Write out all of the data exactly as it appears.

□ □ □

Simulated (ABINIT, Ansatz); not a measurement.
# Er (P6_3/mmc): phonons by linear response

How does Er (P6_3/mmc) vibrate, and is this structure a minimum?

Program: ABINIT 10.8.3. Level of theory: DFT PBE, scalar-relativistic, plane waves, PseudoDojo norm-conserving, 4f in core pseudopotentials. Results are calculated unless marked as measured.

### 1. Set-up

□ □ □

Your solution
Simulated (ABINIT, Ansatz); not a measurement.
# Er (P6_3/mmc): phonons by linear response

How does Er (P6_3/mmc) vibrate, and is this structure a minimum?

Program: ABINIT 10.8.3. Level of theory: DFT PBE, scalar-relativistic, plane waves, PseudoDojo norm-conserving, 4f in core pseudopotentials. Results are calculated unless marked as measured.

### 1. Set-up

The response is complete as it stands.